> **Task item**: Make a word-for-word copy of the entries below from their first line through the line with "The cell comes", and add nothing.

> **Dataset extract**:
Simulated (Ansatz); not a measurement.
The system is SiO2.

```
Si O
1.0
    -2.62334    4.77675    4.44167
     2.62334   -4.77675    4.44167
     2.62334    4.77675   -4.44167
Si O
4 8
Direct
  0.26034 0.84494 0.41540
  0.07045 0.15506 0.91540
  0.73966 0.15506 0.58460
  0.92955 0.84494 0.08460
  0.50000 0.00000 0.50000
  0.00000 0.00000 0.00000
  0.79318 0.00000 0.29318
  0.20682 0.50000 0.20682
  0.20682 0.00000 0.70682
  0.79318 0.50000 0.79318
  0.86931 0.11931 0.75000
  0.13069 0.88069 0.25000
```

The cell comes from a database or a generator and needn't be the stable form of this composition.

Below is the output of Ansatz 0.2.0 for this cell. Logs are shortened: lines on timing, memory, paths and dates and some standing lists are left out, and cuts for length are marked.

> **Problem solution**:
Simulated (Ansatz); not a measurement.
The system is SiO2.

```
Si O
1.0
    -2.62334    4.77675    4.44167
     2.62334   -4.77675    4.44167
     2.62334    4.77675   -4.44167
Si O
4 8
Direct
  0.26034 0.84494 0.41540
  0.07045 0.15506 0.91540
  0.73966 0.15506 0.58460
  0.92955 0.84494 0.08460
  0.50000 0.00000 0.50000
  0.00000 0.00000 0.00000
  0.79318 0.00000 0.29318
  0.20682 0.50000 0.20682
  0.20682 0.00000 0.70682
  0.79318 0.50000 0.79318
  0.86931 0.11931 0.75000
  0.13069 0.88069 0.25000
```

The cell comes from a database or a generator and needn't be the stable form of this composition.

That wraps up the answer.